▶ [Brief]: Transcribe the data exactly.

::: Information given

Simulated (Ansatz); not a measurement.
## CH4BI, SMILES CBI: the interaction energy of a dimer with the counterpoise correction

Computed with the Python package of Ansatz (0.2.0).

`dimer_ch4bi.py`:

::::::

▶ [Your solution]:
Simulated (Ansatz); not a measurement.
## CH4BI, SMILES CBI: the interaction energy of a dimer with the counterpoise correction

Computed with the Python package of Ansatz (0.2.0).

`dimer_ch4bi.py`:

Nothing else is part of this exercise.